SOURCE INFORMATION:
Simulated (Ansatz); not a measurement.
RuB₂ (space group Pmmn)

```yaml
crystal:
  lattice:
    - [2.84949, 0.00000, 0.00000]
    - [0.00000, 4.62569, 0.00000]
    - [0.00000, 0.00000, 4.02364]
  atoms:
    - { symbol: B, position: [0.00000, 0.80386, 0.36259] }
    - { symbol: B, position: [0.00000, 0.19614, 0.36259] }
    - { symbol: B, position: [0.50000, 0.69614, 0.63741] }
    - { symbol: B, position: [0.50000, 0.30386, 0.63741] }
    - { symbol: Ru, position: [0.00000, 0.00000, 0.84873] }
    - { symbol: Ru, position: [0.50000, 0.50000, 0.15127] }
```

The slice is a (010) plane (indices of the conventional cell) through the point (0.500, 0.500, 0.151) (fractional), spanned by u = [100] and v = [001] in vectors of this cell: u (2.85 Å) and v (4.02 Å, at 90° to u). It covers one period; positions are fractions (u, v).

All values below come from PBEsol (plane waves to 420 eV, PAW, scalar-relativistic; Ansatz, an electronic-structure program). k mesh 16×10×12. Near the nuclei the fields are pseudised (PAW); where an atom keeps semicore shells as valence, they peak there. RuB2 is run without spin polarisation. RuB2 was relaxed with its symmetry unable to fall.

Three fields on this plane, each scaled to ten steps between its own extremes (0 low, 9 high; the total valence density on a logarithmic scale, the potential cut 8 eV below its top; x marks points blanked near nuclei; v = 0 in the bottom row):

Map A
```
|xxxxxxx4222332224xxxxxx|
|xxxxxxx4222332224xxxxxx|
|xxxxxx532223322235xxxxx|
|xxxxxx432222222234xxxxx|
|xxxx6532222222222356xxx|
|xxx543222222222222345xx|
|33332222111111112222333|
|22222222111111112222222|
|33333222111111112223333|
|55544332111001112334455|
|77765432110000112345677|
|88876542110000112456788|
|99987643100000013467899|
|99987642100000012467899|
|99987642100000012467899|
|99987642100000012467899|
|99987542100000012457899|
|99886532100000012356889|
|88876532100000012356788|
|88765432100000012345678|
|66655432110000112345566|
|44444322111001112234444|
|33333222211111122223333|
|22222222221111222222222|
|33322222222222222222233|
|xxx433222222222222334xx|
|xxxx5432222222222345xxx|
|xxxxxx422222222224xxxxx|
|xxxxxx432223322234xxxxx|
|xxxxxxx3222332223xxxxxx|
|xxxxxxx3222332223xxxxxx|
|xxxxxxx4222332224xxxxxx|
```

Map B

WORK INSTRUCTION: Return the entries above unchanged, starting at the first line and stopping after the line with "Three fields on".

EXERCISE OUTPUT:
Simulated (Ansatz); not a measurement.
RuB₂ (space group Pmmn)

```yaml
crystal:
  lattice:
    - [2.84949, 0.00000, 0.00000]
    - [0.00000, 4.62569, 0.00000]
    - [0.00000, 0.00000, 4.02364]
  atoms:
    - { symbol: B, position: [0.00000, 0.80386, 0.36259] }
    - { symbol: B, position: [0.00000, 0.19614, 0.36259] }
    - { symbol: B, position: [0.50000, 0.69614, 0.63741] }
    - { symbol: B, position: [0.50000, 0.30386, 0.63741] }
    - { symbol: Ru, position: [0.00000, 0.00000, 0.84873] }
    - { symbol: Ru, position: [0.50000, 0.50000, 0.15127] }
```

The slice is a (010) plane (indices of the conventional cell) through the point (0.500, 0.500, 0.151) (fractional), spanned by u = [100] and v = [001] in vectors of this cell: u (2.85 Å) and v (4.02 Å, at 90° to u). It covers one period; positions are fractions (u, v).

All values below come from PBEsol (plane waves to 420 eV, PAW, scalar-relativistic; Ansatz, an electronic-structure program). k mesh 16×10×12. Near the nuclei the fields are pseudised (PAW); where an atom keeps semicore shells as valence, they peak there. RuB2 is run without spin polarisation. RuB2 was relaxed with its symmetry unable to fall.

Three fields on this plane, each scaled to ten steps between its own extremes (0 low, 9 high; the total valence density on a logarithmic scale, the potential cut 8 eV below its top; x marks points blanked near nuclei; v = 0 in the bottom row):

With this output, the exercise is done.